===== DATA SECTION =====
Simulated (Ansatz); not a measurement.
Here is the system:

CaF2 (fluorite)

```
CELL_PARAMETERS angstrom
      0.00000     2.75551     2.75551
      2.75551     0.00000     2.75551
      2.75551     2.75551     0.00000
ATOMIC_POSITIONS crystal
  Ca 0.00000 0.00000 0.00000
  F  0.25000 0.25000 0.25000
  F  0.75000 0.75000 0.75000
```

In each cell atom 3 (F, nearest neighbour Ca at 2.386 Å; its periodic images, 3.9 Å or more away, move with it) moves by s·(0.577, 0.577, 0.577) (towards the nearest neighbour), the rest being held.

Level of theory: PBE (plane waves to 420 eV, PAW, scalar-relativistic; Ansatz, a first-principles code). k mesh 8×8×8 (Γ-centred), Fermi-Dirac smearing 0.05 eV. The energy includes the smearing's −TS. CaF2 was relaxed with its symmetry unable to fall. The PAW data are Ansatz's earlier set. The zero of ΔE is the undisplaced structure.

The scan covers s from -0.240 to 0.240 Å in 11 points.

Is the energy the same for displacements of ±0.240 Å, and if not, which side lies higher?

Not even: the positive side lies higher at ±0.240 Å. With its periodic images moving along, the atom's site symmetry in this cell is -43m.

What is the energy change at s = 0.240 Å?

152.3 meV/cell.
=====

▶ _BRIEF_: Transcribe only, please, the lines from the first line of the records through the line with "In each cell". Both of those lines are included.

▶ _REPLY_:
Simulated (Ansatz); not a measurement.
Here is the system:

CaF2 (fluorite)

```
CELL_PARAMETERS angstrom
      0.00000     2.75551     2.75551
      2.75551     0.00000     2.75551
      2.75551     2.75551     0.00000
ATOMIC_POSITIONS crystal
  Ca 0.00000 0.00000 0.00000
  F  0.25000 0.25000 0.25000
  F  0.75000 0.75000 0.75000
```

In each cell atom 3 (F, nearest neighbour Ca at 2.386 Å; its periodic images, 3.9 Å or more away, move with it) moves by s·(0.577, 0.577, 0.577) (towards the nearest neighbour), the rest being held.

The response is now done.